__WORK INSTRUCTION__:
The response should consist of the listing, repeated word for word.

__LISTED ENTRIES__:
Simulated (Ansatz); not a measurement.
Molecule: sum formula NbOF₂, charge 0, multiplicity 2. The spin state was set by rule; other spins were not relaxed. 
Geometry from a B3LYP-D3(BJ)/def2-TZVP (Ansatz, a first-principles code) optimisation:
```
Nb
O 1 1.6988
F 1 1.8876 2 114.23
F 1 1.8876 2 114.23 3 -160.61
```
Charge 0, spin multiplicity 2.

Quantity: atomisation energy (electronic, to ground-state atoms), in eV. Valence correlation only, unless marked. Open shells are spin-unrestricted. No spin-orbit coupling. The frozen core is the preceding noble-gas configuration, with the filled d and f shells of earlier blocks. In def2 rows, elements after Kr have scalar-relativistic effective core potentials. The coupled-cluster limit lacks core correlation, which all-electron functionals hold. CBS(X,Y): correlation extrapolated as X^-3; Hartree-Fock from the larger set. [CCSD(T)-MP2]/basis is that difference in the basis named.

__ANSWER BOX__:
Simulated (Ansatz); not a measurement.
Molecule: sum formula NbOF₂, charge 0, multiplicity 2. The spin state was set by rule; other spins were not relaxed. 
Geometry from a B3LYP-D3(BJ)/def2-TZVP (Ansatz, a first-principles code) optimisation:
```
Nb
O 1 1.6988
F 1 1.8876 2 114.23
F 1 1.8876 2 114.23 3 -160.61
```
Charge 0, spin multiplicity 2.

Quantity: atomisation energy (electronic, to ground-state atoms), in eV. Valence correlation only, unless marked. Open shells are spin-unrestricted. No spin-orbit coupling. The frozen core is the preceding noble-gas configuration, with the filled d and f shells of earlier blocks. In def2 rows, elements after Kr have scalar-relativistic effective core potentials. The coupled-cluster limit lacks core correlation, which all-electron functionals hold. CBS(X,Y): correlation extrapolated as X^-3; Hartree-Fock from the larger set. [CCSD(T)-MP2]/basis is that difference in the basis named.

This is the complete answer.